Work order — Your answer must consist solely of the lines from the start of the entries below through the line with "mesh | 8 × 8 × 8 |", unchanged.

◆ ◆ ◆ ◆ ◆ ◆ ◆

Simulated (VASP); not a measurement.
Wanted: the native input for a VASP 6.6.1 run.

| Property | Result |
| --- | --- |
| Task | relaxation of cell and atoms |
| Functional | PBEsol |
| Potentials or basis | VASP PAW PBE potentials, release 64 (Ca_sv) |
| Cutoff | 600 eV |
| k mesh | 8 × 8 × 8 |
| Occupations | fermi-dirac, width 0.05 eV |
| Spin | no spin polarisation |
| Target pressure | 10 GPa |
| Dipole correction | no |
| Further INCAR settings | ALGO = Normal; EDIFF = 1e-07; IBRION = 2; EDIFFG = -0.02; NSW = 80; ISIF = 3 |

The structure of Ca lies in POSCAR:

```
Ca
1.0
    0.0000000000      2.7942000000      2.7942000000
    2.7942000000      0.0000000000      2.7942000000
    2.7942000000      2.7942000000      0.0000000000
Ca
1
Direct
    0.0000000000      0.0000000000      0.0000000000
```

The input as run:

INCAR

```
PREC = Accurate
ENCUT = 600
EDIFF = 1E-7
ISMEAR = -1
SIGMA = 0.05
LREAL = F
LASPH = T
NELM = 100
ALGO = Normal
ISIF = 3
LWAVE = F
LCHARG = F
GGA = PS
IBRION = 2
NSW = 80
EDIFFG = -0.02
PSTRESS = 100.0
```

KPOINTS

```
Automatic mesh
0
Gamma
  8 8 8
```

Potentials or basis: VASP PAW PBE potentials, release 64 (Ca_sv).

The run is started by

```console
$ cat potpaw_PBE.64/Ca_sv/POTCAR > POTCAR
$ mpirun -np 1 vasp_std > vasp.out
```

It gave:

◆ ◆ ◆ ◆ ◆ ◆ ◆

Written response —
Simulated (VASP); not a measurement.
Wanted: the native input for a VASP 6.6.1 run.

| Property | Result |
| --- | --- |
| Task | relaxation of cell and atoms |
| Functional | PBEsol |
| Potentials or basis | VASP PAW PBE potentials, release 64 (Ca_sv) |
| Cutoff | 600 eV |
| k mesh | 8 × 8 × 8 |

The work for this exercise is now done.